Start of Information provided

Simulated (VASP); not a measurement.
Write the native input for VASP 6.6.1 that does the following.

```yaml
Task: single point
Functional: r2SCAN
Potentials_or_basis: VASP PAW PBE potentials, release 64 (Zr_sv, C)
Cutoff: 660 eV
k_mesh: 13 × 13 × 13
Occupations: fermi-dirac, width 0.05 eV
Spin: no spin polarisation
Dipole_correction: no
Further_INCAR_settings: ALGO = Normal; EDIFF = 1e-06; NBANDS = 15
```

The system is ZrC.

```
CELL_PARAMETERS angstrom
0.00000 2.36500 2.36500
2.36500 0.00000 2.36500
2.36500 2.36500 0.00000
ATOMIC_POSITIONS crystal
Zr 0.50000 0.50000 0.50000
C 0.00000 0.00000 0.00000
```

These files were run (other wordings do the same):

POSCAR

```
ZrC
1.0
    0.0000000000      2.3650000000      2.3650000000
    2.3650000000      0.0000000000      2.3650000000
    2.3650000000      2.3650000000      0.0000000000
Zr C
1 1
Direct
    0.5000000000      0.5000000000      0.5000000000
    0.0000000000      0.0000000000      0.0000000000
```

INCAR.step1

End of Information provided

--- Required action ---
I'd like all of the entries written out again exactly as they appear above.

--- Task result ---
Simulated (VASP); not a measurement.
Write the native input for VASP 6.6.1 that does the following.

```yaml
Task: single point
Functional: r2SCAN
Potentials_or_basis: VASP PAW PBE potentials, release 64 (Zr_sv, C)
Cutoff: 660 eV
k_mesh: 13 × 13 × 13
Occupations: fermi-dirac, width 0.05 eV
Spin: no spin polarisation
Dipole_correction: no
Further_INCAR_settings: ALGO = Normal; EDIFF = 1e-06; NBANDS = 15
```

The system is ZrC.

```
CELL_PARAMETERS angstrom
0.00000 2.36500 2.36500
2.36500 0.00000 2.36500
2.36500 2.36500 0.00000
ATOMIC_POSITIONS crystal
Zr 0.50000 0.50000 0.50000
C 0.00000 0.00000 0.00000
```

These files were run (other wordings do the same):

POSCAR

```
ZrC
1.0
    0.0000000000      2.3650000000      2.3650000000
    2.3650000000      0.0000000000      2.3650000000
    2.3650000000      2.3650000000      0.0000000000
Zr C
1 1
Direct
    0.5000000000      0.5000000000      0.5000000000
    0.0000000000      0.0000000000      0.0000000000
```

INCAR.step1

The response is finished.